* * * *

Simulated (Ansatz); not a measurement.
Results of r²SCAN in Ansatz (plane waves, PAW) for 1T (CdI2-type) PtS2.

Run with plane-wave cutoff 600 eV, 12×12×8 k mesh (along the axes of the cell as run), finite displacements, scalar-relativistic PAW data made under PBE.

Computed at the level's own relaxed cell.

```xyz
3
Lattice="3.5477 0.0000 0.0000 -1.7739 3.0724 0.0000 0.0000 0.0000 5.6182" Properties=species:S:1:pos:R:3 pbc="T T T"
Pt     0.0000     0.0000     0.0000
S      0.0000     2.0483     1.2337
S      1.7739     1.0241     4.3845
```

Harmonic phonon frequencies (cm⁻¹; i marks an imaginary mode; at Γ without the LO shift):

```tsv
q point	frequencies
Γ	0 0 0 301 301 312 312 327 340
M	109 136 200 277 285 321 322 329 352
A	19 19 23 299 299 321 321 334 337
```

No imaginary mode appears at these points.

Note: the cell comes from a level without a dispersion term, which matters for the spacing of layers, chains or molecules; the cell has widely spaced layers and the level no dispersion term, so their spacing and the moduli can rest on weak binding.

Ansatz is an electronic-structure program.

* * * *

» Task item
Of the entries above, transcribe exactly those lines that fall between the line containing "No imaginary mode appears at these points." and the line containing "Note: the cell", together with those two lines.

» Answer area
No imaginary mode appears at these points.

Note: the cell comes from a level without a dispersion term, which matters for the spacing of layers, chains or molecules; the cell has widely spaced layers and the level no dispersion term, so their spacing and the moduli can rest on weak binding.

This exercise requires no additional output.